- **Recorded data**
_ _ _ _ _ _ _
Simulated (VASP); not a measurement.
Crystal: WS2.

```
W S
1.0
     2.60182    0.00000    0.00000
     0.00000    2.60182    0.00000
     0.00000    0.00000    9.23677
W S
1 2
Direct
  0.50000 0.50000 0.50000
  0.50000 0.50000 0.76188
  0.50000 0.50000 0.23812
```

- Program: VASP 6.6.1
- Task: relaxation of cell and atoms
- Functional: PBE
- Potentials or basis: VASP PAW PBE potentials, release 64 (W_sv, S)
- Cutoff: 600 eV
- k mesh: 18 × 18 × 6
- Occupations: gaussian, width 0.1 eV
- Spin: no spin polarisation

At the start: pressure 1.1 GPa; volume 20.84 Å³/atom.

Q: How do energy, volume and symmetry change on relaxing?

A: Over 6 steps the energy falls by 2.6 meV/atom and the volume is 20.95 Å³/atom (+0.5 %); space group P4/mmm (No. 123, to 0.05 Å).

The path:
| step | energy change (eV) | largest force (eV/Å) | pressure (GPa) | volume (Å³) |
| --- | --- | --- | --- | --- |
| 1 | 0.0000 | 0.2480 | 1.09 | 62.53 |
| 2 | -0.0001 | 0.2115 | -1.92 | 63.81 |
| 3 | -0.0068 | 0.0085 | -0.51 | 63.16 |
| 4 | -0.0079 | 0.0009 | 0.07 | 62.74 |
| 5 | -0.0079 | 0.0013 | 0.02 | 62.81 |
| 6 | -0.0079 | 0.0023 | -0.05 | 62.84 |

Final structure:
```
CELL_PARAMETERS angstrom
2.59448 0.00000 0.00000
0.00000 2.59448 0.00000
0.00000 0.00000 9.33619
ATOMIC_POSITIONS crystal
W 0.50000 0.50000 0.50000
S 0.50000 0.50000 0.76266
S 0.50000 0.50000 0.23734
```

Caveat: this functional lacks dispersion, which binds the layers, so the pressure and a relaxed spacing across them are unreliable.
_ _ _ _ _ _ _

- **Work order**
Everything above from the line with "- Cutoff: 600 eV" to the line with "Q: How do energy, volume", both included, must be repeated exactly, and nothing outside that range.

- **Task response**
- Cutoff: 600 eV
- k mesh: 18 × 18 × 6
- Occupations: gaussian, width 0.1 eV
- Spin: no spin polarisation

At the start: pressure 1.1 GPa; volume 20.84 Å³/atom.

Q: How do energy, volume and symmetry change on relaxing?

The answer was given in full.